**The data**
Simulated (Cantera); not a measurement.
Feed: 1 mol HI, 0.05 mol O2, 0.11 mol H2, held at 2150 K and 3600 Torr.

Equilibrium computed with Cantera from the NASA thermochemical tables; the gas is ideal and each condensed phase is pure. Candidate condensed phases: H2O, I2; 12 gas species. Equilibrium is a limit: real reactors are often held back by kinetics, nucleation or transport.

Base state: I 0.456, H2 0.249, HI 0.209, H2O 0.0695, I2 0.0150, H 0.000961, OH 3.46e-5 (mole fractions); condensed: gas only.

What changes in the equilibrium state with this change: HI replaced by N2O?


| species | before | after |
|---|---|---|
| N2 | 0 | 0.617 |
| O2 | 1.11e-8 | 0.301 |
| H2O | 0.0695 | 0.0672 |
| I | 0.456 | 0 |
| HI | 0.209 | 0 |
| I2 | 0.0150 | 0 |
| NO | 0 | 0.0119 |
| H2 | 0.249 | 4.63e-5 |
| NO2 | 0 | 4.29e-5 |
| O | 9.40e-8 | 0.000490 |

**Work task**
Lines wanted from the listing above: the line with "Feed: 1 mol" up to and including the line with "Equilibrium computed with". Please write them out exactly, adding nothing else.

**Your response**
Feed: 1 mol HI, 0.05 mol O2, 0.11 mol H2, held at 2150 K and 3600 Torr.

Equilibrium computed with Cantera from the NASA thermochemical tables; the gas is ideal and each condensed phase is pure. Candidate condensed phases: H2O, I2; 12 gas species. Equilibrium is a limit: real reactors are often held back by kinetics, nucleation or transport.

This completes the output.